▶ _WORK TASK_:
Every record that appears below should be transcribed exactly.

── DATA TO EXAMINE ──

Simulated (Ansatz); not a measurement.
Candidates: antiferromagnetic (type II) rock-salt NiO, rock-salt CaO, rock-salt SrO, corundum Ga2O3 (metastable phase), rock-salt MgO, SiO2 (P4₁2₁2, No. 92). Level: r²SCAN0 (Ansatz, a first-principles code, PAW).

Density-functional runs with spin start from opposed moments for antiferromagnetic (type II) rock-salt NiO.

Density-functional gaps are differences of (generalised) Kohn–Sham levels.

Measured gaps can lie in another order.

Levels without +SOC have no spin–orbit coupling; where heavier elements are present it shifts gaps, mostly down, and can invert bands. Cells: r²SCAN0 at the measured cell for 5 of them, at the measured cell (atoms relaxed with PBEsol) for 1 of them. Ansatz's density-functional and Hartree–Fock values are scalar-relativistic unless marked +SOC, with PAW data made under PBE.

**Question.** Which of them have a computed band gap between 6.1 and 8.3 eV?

───

▶ _TASK RESPONSE_:
Simulated (Ansatz); not a measurement.
Candidates: antiferromagnetic (type II) rock-salt NiO, rock-salt CaO, rock-salt SrO, corundum Ga2O3 (metastable phase), rock-salt MgO, SiO2 (P4₁2₁2, No. 92). Level: r²SCAN0 (Ansatz, a first-principles code, PAW).

Density-functional runs with spin start from opposed moments for antiferromagnetic (type II) rock-salt NiO.

Density-functional gaps are differences of (generalised) Kohn–Sham levels.

Measured gaps can lie in another order.

Levels without +SOC have no spin–orbit coupling; where heavier elements are present it shifts gaps, mostly down, and can invert bands. Cells: r²SCAN0 at the measured cell for 5 of them, at the measured cell (atoms relaxed with PBEsol) for 1 of them. Ansatz's density-functional and Hartree–Fock values are scalar-relativistic unless marked +SOC, with PAW data made under PBE.

**Question.** Which of them have a computed band gap between 6.1 and 8.3 eV?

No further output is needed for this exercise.